◆ **Requirement**: Every line of the material must come back exactly as given.

◆ **Extracted records**:
- Opening Delimiter -

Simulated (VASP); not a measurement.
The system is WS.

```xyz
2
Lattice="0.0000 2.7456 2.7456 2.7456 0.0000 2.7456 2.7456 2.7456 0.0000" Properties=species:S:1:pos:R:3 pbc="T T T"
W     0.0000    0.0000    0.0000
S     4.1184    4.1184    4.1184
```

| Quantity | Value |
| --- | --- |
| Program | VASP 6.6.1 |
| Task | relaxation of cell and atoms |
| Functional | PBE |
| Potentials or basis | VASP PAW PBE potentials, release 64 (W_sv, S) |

- Closing Delimiter -

◆ **Task response**:
Simulated (VASP); not a measurement.
The system is WS.

```xyz
2
Lattice="0.0000 2.7456 2.7456 2.7456 0.0000 2.7456 2.7456 2.7456 0.0000" Properties=species:S:1:pos:R:3 pbc="T T T"
W     0.0000    0.0000    0.0000
S     4.1184    4.1184    4.1184
```

| Quantity | Value |
| --- | --- |
| Program | VASP 6.6.1 |
| Task | relaxation of cell and atoms |
| Functional | PBE |
| Potentials or basis | VASP PAW PBE potentials, release 64 (W_sv, S) |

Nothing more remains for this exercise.